*DATA FOR ANALYSIS*.
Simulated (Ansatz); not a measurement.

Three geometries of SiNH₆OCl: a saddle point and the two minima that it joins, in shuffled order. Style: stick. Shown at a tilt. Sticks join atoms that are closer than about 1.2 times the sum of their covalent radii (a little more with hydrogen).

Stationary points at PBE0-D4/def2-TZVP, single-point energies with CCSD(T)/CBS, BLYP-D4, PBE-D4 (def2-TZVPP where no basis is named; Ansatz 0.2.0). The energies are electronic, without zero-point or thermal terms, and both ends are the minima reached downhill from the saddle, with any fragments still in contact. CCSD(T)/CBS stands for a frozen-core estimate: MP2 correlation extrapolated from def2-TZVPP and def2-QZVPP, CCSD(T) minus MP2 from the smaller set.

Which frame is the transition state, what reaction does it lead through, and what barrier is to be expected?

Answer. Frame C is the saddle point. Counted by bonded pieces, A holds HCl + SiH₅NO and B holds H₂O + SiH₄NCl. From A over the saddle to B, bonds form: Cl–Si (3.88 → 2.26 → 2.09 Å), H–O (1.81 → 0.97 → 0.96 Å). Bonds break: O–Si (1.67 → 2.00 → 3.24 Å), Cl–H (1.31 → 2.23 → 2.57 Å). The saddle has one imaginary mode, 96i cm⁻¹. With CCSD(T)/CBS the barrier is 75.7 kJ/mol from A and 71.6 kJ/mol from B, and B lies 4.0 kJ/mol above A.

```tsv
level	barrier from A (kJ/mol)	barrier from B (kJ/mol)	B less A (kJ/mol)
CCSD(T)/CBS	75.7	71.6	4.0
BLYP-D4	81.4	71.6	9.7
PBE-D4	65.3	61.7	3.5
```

*ACTIVITY*. Repeat each line of the data above, exactly as it appears, from the first through the line that contains "Three geometries of".

*ANSWER AREA*.
Simulated (Ansatz); not a measurement.

Three geometries of SiNH₆OCl: a saddle point and the two minima that it joins, in shuffled order. Style: stick. Shown at a tilt. Sticks join atoms that are closer than about 1.2 times the sum of their covalent radii (a little more with hydrogen).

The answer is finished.